**Assigned task**
Transcribe the listing word for word. Begin at its first line and end with the line containing "- method: Dirac".

**Excerpted records**
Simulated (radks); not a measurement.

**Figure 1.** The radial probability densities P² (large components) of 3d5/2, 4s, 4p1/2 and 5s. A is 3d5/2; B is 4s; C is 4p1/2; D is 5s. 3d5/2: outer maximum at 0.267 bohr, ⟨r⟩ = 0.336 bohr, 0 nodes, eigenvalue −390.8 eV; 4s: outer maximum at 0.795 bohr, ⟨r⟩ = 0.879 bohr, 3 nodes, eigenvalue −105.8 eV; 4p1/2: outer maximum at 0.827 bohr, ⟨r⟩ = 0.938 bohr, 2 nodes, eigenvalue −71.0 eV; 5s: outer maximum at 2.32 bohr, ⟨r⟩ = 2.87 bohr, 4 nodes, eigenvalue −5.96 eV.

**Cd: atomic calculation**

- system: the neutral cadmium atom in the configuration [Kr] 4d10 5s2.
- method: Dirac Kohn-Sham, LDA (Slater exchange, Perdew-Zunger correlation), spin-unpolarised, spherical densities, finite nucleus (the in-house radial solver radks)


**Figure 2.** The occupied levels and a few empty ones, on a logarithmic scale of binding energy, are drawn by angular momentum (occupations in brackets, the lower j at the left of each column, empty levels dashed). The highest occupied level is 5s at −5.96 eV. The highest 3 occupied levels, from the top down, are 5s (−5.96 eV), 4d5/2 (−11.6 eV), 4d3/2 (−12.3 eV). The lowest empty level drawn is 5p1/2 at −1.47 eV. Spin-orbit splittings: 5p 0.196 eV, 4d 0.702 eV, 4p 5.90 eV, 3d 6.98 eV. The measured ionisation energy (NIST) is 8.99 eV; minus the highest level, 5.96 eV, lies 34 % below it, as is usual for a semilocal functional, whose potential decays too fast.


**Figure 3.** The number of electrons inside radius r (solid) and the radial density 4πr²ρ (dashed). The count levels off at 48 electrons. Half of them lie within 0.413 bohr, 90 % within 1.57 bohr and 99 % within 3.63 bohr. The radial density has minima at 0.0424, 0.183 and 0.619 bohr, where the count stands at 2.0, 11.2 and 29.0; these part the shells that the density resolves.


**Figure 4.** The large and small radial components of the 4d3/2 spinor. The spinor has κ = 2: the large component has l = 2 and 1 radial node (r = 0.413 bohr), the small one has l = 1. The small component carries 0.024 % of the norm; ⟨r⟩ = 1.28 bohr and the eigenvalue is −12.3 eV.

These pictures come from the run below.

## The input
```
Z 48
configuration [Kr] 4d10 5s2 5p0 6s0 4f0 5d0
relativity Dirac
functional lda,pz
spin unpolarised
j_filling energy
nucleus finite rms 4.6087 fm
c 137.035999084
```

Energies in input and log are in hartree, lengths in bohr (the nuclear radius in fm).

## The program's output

**Answer box**
Simulated (radks); not a measurement.

**Figure 1.** The radial probability densities P² (large components) of 3d5/2, 4s, 4p1/2 and 5s. A is 3d5/2; B is 4s; C is 4p1/2; D is 5s. 3d5/2: outer maximum at 0.267 bohr, ⟨r⟩ = 0.336 bohr, 0 nodes, eigenvalue −390.8 eV; 4s: outer maximum at 0.795 bohr, ⟨r⟩ = 0.879 bohr, 3 nodes, eigenvalue −105.8 eV; 4p1/2: outer maximum at 0.827 bohr, ⟨r⟩ = 0.938 bohr, 2 nodes, eigenvalue −71.0 eV; 5s: outer maximum at 2.32 bohr, ⟨r⟩ = 2.87 bohr, 4 nodes, eigenvalue −5.96 eV.

**Cd: atomic calculation**

- system: the neutral cadmium atom in the configuration [Kr] 4d10 5s2.
- method: Dirac Kohn-Sham, LDA (Slater exchange, Perdew-Zunger correlation), spin-unpolarised, spherical densities, finite nucleus (the in-house radial solver radks)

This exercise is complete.